### WORK REQUEST
Give the lines of the material verbatim, from the first line to the line with "Problem. Set up", including both.

### DATA SECTION
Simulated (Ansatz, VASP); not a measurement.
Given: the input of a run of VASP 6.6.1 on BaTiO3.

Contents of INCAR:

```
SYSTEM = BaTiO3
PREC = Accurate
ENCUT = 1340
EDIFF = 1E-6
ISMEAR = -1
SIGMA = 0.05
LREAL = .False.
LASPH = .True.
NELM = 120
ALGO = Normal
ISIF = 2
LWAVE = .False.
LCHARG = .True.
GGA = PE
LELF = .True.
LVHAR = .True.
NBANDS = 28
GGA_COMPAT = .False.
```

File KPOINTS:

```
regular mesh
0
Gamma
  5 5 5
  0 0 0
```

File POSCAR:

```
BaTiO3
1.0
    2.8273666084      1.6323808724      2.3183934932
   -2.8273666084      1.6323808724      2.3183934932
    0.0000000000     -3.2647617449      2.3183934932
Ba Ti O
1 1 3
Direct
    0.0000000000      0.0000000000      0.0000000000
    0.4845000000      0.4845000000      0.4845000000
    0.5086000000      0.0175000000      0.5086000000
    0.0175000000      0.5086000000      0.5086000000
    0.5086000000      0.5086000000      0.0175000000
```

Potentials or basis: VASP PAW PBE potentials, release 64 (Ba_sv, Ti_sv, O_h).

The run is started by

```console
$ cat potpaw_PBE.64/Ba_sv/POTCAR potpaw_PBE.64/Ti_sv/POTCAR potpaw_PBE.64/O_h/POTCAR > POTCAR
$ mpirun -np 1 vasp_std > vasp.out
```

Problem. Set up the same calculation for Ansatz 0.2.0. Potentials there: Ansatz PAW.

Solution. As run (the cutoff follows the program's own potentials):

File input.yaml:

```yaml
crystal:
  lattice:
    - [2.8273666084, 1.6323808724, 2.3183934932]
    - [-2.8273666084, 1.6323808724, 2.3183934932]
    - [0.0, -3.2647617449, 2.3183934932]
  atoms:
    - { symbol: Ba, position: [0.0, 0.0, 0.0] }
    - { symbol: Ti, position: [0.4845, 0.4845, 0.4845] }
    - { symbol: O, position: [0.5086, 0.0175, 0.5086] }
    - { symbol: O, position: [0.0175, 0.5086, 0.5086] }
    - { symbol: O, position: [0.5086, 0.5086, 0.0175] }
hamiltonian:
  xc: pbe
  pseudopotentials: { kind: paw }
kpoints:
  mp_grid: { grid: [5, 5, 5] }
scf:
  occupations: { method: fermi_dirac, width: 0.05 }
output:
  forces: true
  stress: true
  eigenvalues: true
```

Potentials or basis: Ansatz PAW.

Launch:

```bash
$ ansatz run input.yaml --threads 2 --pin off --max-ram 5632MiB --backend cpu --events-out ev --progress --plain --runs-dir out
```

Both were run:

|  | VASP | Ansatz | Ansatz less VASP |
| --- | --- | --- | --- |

### REPLY
Simulated (Ansatz, VASP); not a measurement.
Given: the input of a run of VASP 6.6.1 on BaTiO3.

Contents of INCAR:

```
SYSTEM = BaTiO3
PREC = Accurate
ENCUT = 1340
EDIFF = 1E-6
ISMEAR = -1
SIGMA = 0.05
LREAL = .False.
LASPH = .True.
NELM = 120
ALGO = Normal
ISIF = 2
LWAVE = .False.
LCHARG = .True.
GGA = PE
LELF = .True.
LVHAR = .True.
NBANDS = 28
GGA_COMPAT = .False.
```

File KPOINTS:

```
regular mesh
0
Gamma
  5 5 5
  0 0 0
```

File POSCAR:

```
BaTiO3
1.0
    2.8273666084      1.6323808724      2.3183934932
   -2.8273666084      1.6323808724      2.3183934932
    0.0000000000     -3.2647617449      2.3183934932
Ba Ti O
1 1 3
Direct
    0.0000000000      0.0000000000      0.0000000000
    0.4845000000      0.4845000000      0.4845000000
    0.5086000000      0.0175000000      0.5086000000
    0.0175000000      0.5086000000      0.5086000000
    0.5086000000      0.5086000000      0.0175000000
```

Potentials or basis: VASP PAW PBE potentials, release 64 (Ba_sv, Ti_sv, O_h).

The run is started by

```console
$ cat potpaw_PBE.64/Ba_sv/POTCAR potpaw_PBE.64/Ti_sv/POTCAR potpaw_PBE.64/O_h/POTCAR > POTCAR
$ mpirun -np 1 vasp_std > vasp.out
```

Problem. Set up the same calculation for Ansatz 0.2.0. Potentials there: Ansatz PAW.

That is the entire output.